DATASET CONTENT Start Marker
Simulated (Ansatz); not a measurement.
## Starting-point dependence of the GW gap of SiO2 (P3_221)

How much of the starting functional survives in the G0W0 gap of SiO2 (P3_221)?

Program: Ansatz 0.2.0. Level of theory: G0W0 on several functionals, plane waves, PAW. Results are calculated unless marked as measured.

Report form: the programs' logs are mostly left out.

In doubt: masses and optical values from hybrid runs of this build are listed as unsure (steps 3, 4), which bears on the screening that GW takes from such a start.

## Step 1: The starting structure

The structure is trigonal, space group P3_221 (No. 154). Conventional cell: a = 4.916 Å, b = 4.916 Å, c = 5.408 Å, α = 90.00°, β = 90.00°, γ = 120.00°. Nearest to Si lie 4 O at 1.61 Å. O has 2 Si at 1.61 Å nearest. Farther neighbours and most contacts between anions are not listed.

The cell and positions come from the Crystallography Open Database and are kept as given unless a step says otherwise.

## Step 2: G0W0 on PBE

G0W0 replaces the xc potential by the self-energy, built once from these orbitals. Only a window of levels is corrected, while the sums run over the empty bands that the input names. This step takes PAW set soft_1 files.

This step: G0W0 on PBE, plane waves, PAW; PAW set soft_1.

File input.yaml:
DATASET CONTENT End Marker

WORK INSTRUCTION:
Starting with the line above that holds "In doubt: masses" and stopping with the line that holds "This step: G0W0", reproduce each line exactly, omitting all other lines.

YOUR RESPONSE:
In doubt: masses and optical values from hybrid runs of this build are listed as unsure (steps 3, 4), which bears on the screening that GW takes from such a start.

## Step 1: The starting structure

The structure is trigonal, space group P3_221 (No. 154). Conventional cell: a = 4.916 Å, b = 4.916 Å, c = 5.408 Å, α = 90.00°, β = 90.00°, γ = 120.00°. Nearest to Si lie 4 O at 1.61 Å. O has 2 Si at 1.61 Å nearest. Farther neighbours and most contacts between anions are not listed.

The cell and positions come from the Crystallography Open Database and are kept as given unless a step says otherwise.

## Step 2: G0W0 on PBE

G0W0 replaces the xc potential by the self-energy, built once from these orbitals. Only a window of levels is corrected, while the sums run over the empty bands that the input names. This step takes PAW set soft_1 files.

This step: G0W0 on PBE, plane waves, PAW; PAW set soft_1.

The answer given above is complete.